WORK REQUEST = From the first line of the entries below to the line with "Potentials or basis: VASP", give each line again exactly.

*** Begin section ***

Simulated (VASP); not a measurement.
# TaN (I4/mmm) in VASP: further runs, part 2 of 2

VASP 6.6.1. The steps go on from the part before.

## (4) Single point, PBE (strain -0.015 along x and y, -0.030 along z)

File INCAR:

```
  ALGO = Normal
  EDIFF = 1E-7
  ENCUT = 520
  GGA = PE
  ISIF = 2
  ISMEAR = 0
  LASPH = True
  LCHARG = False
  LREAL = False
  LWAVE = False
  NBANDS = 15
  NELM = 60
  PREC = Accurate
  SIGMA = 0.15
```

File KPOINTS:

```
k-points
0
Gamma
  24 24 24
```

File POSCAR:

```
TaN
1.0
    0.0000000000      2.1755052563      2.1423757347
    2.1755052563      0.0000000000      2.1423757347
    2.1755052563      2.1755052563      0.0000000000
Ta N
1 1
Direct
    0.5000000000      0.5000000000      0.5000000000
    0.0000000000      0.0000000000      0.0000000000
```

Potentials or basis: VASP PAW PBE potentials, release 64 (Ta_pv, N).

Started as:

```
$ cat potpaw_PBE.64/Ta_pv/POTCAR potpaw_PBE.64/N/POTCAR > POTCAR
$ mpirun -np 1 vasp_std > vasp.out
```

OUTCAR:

*** End section ***

WRITTEN SOLUTION =
Simulated (VASP); not a measurement.
# TaN (I4/mmm) in VASP: further runs, part 2 of 2

VASP 6.6.1. The steps go on from the part before.

## (4) Single point, PBE (strain -0.015 along x and y, -0.030 along z)

File INCAR:

```
  ALGO = Normal
  EDIFF = 1E-7
  ENCUT = 520
  GGA = PE
  ISIF = 2
  ISMEAR = 0
  LASPH = True
  LCHARG = False
  LREAL = False
  LWAVE = False
  NBANDS = 15
  NELM = 60
  PREC = Accurate
  SIGMA = 0.15
```

File KPOINTS:

```
k-points
0
Gamma
  24 24 24
```

File POSCAR:

```
TaN
1.0
    0.0000000000      2.1755052563      2.1423757347
    2.1755052563      0.0000000000      2.1423757347
    2.1755052563      2.1755052563      0.0000000000
Ta N
1 1
Direct
    0.5000000000      0.5000000000      0.5000000000
    0.0000000000      0.0000000000      0.0000000000
```

Potentials or basis: VASP PAW PBE potentials, release 64 (Ta_pv, N).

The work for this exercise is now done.